- Opening Delimiter -

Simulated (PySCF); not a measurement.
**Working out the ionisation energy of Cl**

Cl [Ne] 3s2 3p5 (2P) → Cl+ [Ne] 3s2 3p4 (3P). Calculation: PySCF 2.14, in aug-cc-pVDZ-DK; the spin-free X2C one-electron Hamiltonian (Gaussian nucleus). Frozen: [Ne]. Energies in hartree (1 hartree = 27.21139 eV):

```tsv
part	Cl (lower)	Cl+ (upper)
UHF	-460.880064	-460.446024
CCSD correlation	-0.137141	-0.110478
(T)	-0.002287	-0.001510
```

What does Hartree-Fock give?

- Closing Delimiter -

BRIEF:
Please output the full listing one more time, exactly.

RESPONSE BOX:
Simulated (PySCF); not a measurement.
**Working out the ionisation energy of Cl**

Cl [Ne] 3s2 3p5 (2P) → Cl+ [Ne] 3s2 3p4 (3P). Calculation: PySCF 2.14, in aug-cc-pVDZ-DK; the spin-free X2C one-electron Hamiltonian (Gaussian nucleus). Frozen: [Ne]. Energies in hartree (1 hartree = 27.21139 eV):

```tsv
part	Cl (lower)	Cl+ (upper)
UHF	-460.880064	-460.446024
CCSD correlation	-0.137141	-0.110478
(T)	-0.002287	-0.001510
```

What does Hartree-Fock give?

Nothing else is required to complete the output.